WORK INSTRUCTION
The entries below must be repeated exactly. None may be skipped.

★ ★ ★ ★

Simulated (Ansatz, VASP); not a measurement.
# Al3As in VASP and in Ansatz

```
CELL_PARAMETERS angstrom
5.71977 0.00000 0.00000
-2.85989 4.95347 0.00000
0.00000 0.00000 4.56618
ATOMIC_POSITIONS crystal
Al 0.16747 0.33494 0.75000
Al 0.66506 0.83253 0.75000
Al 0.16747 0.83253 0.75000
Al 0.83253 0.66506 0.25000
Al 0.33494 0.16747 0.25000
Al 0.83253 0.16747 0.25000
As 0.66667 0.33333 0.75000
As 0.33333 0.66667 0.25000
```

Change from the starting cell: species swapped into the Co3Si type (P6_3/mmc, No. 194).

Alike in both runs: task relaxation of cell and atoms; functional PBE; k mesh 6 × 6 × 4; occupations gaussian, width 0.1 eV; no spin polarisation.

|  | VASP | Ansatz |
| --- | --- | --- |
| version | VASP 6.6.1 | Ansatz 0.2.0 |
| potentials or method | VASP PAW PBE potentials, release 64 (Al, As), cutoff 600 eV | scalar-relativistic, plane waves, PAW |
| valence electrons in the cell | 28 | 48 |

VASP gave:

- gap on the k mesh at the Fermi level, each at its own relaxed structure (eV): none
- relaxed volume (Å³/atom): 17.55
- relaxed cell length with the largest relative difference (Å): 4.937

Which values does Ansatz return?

★ ★ ★ ★

RESPONSE BOX
Simulated (Ansatz, VASP); not a measurement.
# Al3As in VASP and in Ansatz

```
CELL_PARAMETERS angstrom
5.71977 0.00000 0.00000
-2.85989 4.95347 0.00000
0.00000 0.00000 4.56618
ATOMIC_POSITIONS crystal
Al 0.16747 0.33494 0.75000
Al 0.66506 0.83253 0.75000
Al 0.16747 0.83253 0.75000
Al 0.83253 0.66506 0.25000
Al 0.33494 0.16747 0.25000
Al 0.83253 0.16747 0.25000
As 0.66667 0.33333 0.75000
As 0.33333 0.66667 0.25000
```

Change from the starting cell: species swapped into the Co3Si type (P6_3/mmc, No. 194).

Alike in both runs: task relaxation of cell and atoms; functional PBE; k mesh 6 × 6 × 4; occupations gaussian, width 0.1 eV; no spin polarisation.

|  | VASP | Ansatz |
| --- | --- | --- |
| version | VASP 6.6.1 | Ansatz 0.2.0 |
| potentials or method | VASP PAW PBE potentials, release 64 (Al, As), cutoff 600 eV | scalar-relativistic, plane waves, PAW |
| valence electrons in the cell | 28 | 48 |

VASP gave:

- gap on the k mesh at the Fermi level, each at its own relaxed structure (eV): none
- relaxed volume (Å³/atom): 17.55
- relaxed cell length with the largest relative difference (Å): 4.937

Which values does Ansatz return?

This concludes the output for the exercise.